Start of Information provided
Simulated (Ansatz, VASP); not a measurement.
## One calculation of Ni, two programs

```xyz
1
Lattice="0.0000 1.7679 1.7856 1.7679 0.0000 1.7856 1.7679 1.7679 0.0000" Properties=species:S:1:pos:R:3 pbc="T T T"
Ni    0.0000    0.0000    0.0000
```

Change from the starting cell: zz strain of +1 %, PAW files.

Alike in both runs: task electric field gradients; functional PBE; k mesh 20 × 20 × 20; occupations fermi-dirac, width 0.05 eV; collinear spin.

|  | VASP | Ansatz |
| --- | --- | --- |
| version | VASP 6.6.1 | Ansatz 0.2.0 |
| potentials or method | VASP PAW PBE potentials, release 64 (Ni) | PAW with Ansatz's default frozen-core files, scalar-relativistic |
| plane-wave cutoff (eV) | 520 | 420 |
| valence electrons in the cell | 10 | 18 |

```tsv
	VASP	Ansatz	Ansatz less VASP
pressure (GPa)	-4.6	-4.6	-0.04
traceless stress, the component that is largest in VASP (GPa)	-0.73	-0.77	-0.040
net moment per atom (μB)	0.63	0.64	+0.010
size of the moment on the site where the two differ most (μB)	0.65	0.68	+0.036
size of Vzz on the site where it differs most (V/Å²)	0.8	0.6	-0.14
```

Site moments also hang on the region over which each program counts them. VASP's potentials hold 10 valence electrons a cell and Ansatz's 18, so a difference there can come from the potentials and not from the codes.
End of Information provided

Activity:
Repeat the records, every one of them, without any deviation.

Result:
Simulated (Ansatz, VASP); not a measurement.
## One calculation of Ni, two programs

```xyz
1
Lattice="0.0000 1.7679 1.7856 1.7679 0.0000 1.7856 1.7679 1.7679 0.0000" Properties=species:S:1:pos:R:3 pbc="T T T"
Ni    0.0000    0.0000    0.0000
```

Change from the starting cell: zz strain of +1 %, PAW files.

Alike in both runs: task electric field gradients; functional PBE; k mesh 20 × 20 × 20; occupations fermi-dirac, width 0.05 eV; collinear spin.

|  | VASP | Ansatz |
| --- | --- | --- |
| version | VASP 6.6.1 | Ansatz 0.2.0 |
| potentials or method | VASP PAW PBE potentials, release 64 (Ni) | PAW with Ansatz's default frozen-core files, scalar-relativistic |
| plane-wave cutoff (eV) | 520 | 420 |
| valence electrons in the cell | 10 | 18 |

```tsv
	VASP	Ansatz	Ansatz less VASP
pressure (GPa)	-4.6	-4.6	-0.04
traceless stress, the component that is largest in VASP (GPa)	-0.73	-0.77	-0.040
net moment per atom (μB)	0.63	0.64	+0.010
size of the moment on the site where the two differ most (μB)	0.65	0.68	+0.036
size of Vzz on the site where it differs most (V/Å²)	0.8	0.6	-0.14
```

Site moments also hang on the region over which each program counts them. VASP's potentials hold 10 valence electrons a cell and Ansatz's 18, so a difference there can come from the potentials and not from the codes.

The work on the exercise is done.